**Source material**
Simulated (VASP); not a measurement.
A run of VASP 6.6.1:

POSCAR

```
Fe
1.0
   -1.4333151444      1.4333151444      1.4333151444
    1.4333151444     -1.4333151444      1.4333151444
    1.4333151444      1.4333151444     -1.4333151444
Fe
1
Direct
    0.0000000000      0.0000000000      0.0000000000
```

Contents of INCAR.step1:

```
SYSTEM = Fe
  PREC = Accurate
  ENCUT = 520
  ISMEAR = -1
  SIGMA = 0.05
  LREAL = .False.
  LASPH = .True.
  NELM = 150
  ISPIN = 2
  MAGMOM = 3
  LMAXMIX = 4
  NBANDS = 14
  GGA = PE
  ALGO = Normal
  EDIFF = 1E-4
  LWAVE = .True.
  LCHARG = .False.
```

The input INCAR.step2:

**Action item**
What is needed here is an exact copy of all the records above.

**Reply**
Simulated (VASP); not a measurement.
A run of VASP 6.6.1:

POSCAR

```
Fe
1.0
   -1.4333151444      1.4333151444      1.4333151444
    1.4333151444     -1.4333151444      1.4333151444
    1.4333151444      1.4333151444     -1.4333151444
Fe
1
Direct
    0.0000000000      0.0000000000      0.0000000000
```

Contents of INCAR.step1:

```
SYSTEM = Fe
  PREC = Accurate
  ENCUT = 520
  ISMEAR = -1
  SIGMA = 0.05
  LREAL = .False.
  LASPH = .True.
  NELM = 150
  ISPIN = 2
  MAGMOM = 3
  LMAXMIX = 4
  NBANDS = 14
  GGA = PE
  ALGO = Normal
  EDIFF = 1E-4
  LWAVE = .True.
  LCHARG = .False.
```

The input INCAR.step2:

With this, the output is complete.